* _Recorded information_
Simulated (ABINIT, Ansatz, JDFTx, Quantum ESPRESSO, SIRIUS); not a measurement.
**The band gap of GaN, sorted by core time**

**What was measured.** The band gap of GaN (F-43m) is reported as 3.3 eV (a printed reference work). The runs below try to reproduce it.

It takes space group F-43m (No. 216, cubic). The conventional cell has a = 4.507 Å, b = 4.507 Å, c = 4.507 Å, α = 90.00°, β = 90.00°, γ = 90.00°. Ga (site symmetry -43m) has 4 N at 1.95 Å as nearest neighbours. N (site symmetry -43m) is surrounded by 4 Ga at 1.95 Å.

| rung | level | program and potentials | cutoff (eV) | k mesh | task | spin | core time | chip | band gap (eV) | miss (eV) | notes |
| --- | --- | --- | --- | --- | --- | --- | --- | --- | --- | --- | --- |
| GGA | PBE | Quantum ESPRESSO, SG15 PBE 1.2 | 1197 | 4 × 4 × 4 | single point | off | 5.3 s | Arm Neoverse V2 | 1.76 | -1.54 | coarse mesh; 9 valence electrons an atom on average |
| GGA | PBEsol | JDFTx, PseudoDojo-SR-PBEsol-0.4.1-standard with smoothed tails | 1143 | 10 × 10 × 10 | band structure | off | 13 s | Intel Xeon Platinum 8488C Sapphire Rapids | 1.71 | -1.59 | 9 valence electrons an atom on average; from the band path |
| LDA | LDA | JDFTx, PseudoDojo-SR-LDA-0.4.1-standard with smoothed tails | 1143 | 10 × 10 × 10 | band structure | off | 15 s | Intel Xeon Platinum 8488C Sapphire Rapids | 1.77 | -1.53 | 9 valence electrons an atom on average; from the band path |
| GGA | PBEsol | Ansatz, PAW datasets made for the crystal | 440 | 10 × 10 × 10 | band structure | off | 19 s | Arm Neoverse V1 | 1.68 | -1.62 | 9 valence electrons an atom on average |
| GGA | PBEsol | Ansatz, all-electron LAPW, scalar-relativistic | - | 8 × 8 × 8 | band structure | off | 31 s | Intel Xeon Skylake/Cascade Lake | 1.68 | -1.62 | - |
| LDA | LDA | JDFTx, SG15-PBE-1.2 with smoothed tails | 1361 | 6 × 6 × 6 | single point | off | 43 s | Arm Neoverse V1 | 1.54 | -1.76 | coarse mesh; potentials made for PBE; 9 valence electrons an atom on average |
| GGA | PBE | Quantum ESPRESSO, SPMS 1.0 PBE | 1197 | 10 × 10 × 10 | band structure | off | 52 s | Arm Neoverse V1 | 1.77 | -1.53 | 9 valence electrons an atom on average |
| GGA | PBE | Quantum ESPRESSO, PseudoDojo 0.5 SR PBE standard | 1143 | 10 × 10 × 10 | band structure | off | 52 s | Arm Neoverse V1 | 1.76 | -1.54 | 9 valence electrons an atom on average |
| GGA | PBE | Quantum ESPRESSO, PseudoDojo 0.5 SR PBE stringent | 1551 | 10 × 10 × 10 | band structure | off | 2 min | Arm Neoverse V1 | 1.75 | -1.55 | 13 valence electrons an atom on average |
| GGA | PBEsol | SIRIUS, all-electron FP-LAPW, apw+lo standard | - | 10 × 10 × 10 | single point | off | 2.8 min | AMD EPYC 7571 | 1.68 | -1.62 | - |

* _Work task_
Your task is to set down again, exactly, every line from the beginning of the listing through the line with "Lake | 1.68 | -1.62 | - |".

* _Task response_
Simulated (ABINIT, Ansatz, JDFTx, Quantum ESPRESSO, SIRIUS); not a measurement.
**The band gap of GaN, sorted by core time**

**What was measured.** The band gap of GaN (F-43m) is reported as 3.3 eV (a printed reference work). The runs below try to reproduce it.

It takes space group F-43m (No. 216, cubic). The conventional cell has a = 4.507 Å, b = 4.507 Å, c = 4.507 Å, α = 90.00°, β = 90.00°, γ = 90.00°. Ga (site symmetry -43m) has 4 N at 1.95 Å as nearest neighbours. N (site symmetry -43m) is surrounded by 4 Ga at 1.95 Å.

| rung | level | program and potentials | cutoff (eV) | k mesh | task | spin | core time | chip | band gap (eV) | miss (eV) | notes |
| --- | --- | --- | --- | --- | --- | --- | --- | --- | --- | --- | --- |
| GGA | PBE | Quantum ESPRESSO, SG15 PBE 1.2 | 1197 | 4 × 4 × 4 | single point | off | 5.3 s | Arm Neoverse V2 | 1.76 | -1.54 | coarse mesh; 9 valence electrons an atom on average |
| GGA | PBEsol | JDFTx, PseudoDojo-SR-PBEsol-0.4.1-standard with smoothed tails | 1143 | 10 × 10 × 10 | band structure | off | 13 s | Intel Xeon Platinum 8488C Sapphire Rapids | 1.71 | -1.59 | 9 valence electrons an atom on average; from the band path |
| LDA | LDA | JDFTx, PseudoDojo-SR-LDA-0.4.1-standard with smoothed tails | 1143 | 10 × 10 × 10 | band structure | off | 15 s | Intel Xeon Platinum 8488C Sapphire Rapids | 1.77 | -1.53 | 9 valence electrons an atom on average; from the band path |
| GGA | PBEsol | Ansatz, PAW datasets made for the crystal | 440 | 10 × 10 × 10 | band structure | off | 19 s | Arm Neoverse V1 | 1.68 | -1.62 | 9 valence electrons an atom on average |
| GGA | PBEsol | Ansatz, all-electron LAPW, scalar-relativistic | - | 8 × 8 × 8 | band structure | off | 31 s | Intel Xeon Skylake/Cascade Lake | 1.68 | -1.62 | - |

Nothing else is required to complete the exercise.